⁂

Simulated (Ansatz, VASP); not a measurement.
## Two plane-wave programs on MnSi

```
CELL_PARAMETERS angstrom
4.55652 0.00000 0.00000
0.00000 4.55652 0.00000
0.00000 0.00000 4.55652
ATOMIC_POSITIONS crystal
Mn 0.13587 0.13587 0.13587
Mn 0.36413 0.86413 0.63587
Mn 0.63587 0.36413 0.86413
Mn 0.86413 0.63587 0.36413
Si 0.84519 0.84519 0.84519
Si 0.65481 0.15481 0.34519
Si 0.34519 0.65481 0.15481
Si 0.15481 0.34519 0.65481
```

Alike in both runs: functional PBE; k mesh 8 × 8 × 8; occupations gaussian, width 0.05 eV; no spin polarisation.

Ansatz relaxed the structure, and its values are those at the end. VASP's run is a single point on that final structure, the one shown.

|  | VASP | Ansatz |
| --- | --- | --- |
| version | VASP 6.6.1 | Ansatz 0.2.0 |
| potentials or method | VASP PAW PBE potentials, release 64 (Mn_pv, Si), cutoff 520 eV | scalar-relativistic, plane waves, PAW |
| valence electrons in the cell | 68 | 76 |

⁂

Retype the material above in full, exactly.

* ANSWER AREA:
Simulated (Ansatz, VASP); not a measurement.
## Two plane-wave programs on MnSi

```
CELL_PARAMETERS angstrom
4.55652 0.00000 0.00000
0.00000 4.55652 0.00000
0.00000 0.00000 4.55652
ATOMIC_POSITIONS crystal
Mn 0.13587 0.13587 0.13587
Mn 0.36413 0.86413 0.63587
Mn 0.63587 0.36413 0.86413
Mn 0.86413 0.63587 0.36413
Si 0.84519 0.84519 0.84519
Si 0.65481 0.15481 0.34519
Si 0.34519 0.65481 0.15481
Si 0.15481 0.34519 0.65481
```

Alike in both runs: functional PBE; k mesh 8 × 8 × 8; occupations gaussian, width 0.05 eV; no spin polarisation.

Ansatz relaxed the structure, and its values are those at the end. VASP's run is a single point on that final structure, the one shown.

|  | VASP | Ansatz |
| --- | --- | --- |
| version | VASP 6.6.1 | Ansatz 0.2.0 |
| potentials or method | VASP PAW PBE potentials, release 64 (Mn_pv, Si), cutoff 520 eV | scalar-relativistic, plane waves, PAW |
| valence electrons in the cell | 68 | 76 |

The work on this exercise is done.